**ACTIVITY:** Each line of the material beneath should be duplicated exactly.

**EXTRACTED ENTRIES:**
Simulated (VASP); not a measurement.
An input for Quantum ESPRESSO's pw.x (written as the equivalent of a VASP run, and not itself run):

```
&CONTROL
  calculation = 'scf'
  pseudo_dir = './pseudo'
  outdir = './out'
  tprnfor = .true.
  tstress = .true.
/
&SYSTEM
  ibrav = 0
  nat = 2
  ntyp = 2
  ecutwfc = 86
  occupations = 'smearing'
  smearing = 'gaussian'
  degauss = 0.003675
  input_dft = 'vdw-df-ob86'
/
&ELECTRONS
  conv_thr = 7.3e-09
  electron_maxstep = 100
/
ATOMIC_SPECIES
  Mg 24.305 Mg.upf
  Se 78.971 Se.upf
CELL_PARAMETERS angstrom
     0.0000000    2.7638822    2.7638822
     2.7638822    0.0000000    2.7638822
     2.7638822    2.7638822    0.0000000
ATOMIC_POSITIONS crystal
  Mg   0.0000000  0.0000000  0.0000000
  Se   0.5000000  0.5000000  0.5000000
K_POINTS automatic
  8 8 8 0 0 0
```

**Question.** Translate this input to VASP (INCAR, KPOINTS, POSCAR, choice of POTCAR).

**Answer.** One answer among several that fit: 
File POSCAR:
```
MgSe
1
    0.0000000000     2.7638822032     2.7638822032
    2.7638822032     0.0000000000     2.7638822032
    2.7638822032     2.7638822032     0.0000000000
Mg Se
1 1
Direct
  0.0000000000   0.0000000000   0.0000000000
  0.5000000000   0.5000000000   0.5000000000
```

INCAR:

**TASK RESULT:**
Simulated (VASP); not a measurement.
An input for Quantum ESPRESSO's pw.x (written as the equivalent of a VASP run, and not itself run):

```
&CONTROL
  calculation = 'scf'
  pseudo_dir = './pseudo'
  outdir = './out'
  tprnfor = .true.
  tstress = .true.
/
&SYSTEM
  ibrav = 0
  nat = 2
  ntyp = 2
  ecutwfc = 86
  occupations = 'smearing'
  smearing = 'gaussian'
  degauss = 0.003675
  input_dft = 'vdw-df-ob86'
/
&ELECTRONS
  conv_thr = 7.3e-09
  electron_maxstep = 100
/
ATOMIC_SPECIES
  Mg 24.305 Mg.upf
  Se 78.971 Se.upf
CELL_PARAMETERS angstrom
     0.0000000    2.7638822    2.7638822
     2.7638822    0.0000000    2.7638822
     2.7638822    2.7638822    0.0000000
ATOMIC_POSITIONS crystal
  Mg   0.0000000  0.0000000  0.0000000
  Se   0.5000000  0.5000000  0.5000000
K_POINTS automatic
  8 8 8 0 0 0
```

**Question.** Translate this input to VASP (INCAR, KPOINTS, POSCAR, choice of POTCAR).

**Answer.** One answer among several that fit: 
File POSCAR:
```
MgSe
1
    0.0000000000     2.7638822032     2.7638822032
    2.7638822032     0.0000000000     2.7638822032
    2.7638822032     2.7638822032     0.0000000000
Mg Se
1 1
Direct
  0.0000000000   0.0000000000   0.0000000000
  0.5000000000   0.5000000000   0.5000000000
```

INCAR:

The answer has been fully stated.